[[ RECORDED INFORMATION open ]]

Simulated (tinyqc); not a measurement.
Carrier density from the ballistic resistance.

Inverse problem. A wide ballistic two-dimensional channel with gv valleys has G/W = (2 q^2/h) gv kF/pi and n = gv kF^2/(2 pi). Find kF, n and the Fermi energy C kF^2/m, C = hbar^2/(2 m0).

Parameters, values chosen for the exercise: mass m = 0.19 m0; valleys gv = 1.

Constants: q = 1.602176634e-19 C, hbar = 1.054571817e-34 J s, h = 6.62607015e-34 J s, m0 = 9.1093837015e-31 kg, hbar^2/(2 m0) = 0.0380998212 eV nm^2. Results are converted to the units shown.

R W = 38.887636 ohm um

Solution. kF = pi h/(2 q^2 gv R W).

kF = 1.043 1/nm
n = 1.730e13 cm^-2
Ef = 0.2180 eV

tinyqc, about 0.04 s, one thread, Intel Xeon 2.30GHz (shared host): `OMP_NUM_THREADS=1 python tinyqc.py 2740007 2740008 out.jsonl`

[[ RECORDED INFORMATION closed ]]

### ASSIGNMENT
From the listing above, repeat exactly the lines starting at the line that includes "kF = 1.043 1/nm" and ending at the line that includes "Ef = 0.2180 eV", with nothing outside that span.

### ANSWER SPACE
kF = 1.043 1/nm
n = 1.730e13 cm^-2
Ef = 0.2180 eV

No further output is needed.